**Exercise**:
What you return must match the records exactly.

**Recorded information**:

.....

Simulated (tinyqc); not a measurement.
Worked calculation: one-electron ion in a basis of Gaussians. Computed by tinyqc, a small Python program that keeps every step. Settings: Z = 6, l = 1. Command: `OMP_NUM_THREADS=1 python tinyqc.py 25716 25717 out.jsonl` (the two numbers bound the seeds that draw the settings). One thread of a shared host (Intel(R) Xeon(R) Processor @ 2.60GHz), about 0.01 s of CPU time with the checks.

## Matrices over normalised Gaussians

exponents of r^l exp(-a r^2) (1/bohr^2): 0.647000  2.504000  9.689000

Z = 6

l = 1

.....

**Solution**:
Simulated (tinyqc); not a measurement.
Worked calculation: one-electron ion in a basis of Gaussians. Computed by tinyqc, a small Python program that keeps every step. Settings: Z = 6, l = 1. Command: `OMP_NUM_THREADS=1 python tinyqc.py 25716 25717 out.jsonl` (the two numbers bound the seeds that draw the settings). One thread of a shared host (Intel(R) Xeon(R) Processor @ 2.60GHz), about 0.01 s of CPU time with the checks.

## Matrices over normalised Gaussians

exponents of r^l exp(-a r^2) (1/bohr^2): 0.647000  2.504000  9.689000

Z = 6

l = 1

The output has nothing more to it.